__EXTRACTED MATERIAL__.
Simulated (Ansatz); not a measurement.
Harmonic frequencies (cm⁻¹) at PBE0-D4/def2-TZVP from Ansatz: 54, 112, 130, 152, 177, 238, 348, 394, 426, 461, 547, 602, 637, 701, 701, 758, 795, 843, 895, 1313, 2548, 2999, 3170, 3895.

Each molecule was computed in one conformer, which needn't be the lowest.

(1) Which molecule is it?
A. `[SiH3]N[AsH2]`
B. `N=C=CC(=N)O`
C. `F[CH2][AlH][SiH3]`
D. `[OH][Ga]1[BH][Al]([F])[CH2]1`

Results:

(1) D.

__ASSIGNED TASK__. Nothing but the lines from the first line of the listing above through the line holding "(1) Which molecule is it?" should be reproduced, and each must match exactly.

__ANSWER SPACE__.
Simulated (Ansatz); not a measurement.
Harmonic frequencies (cm⁻¹) at PBE0-D4/def2-TZVP from Ansatz: 54, 112, 130, 152, 177, 238, 348, 394, 426, 461, 547, 602, 637, 701, 701, 758, 795, 843, 895, 1313, 2548, 2999, 3170, 3895.

Each molecule was computed in one conformer, which needn't be the lowest.

(1) Which molecule is it?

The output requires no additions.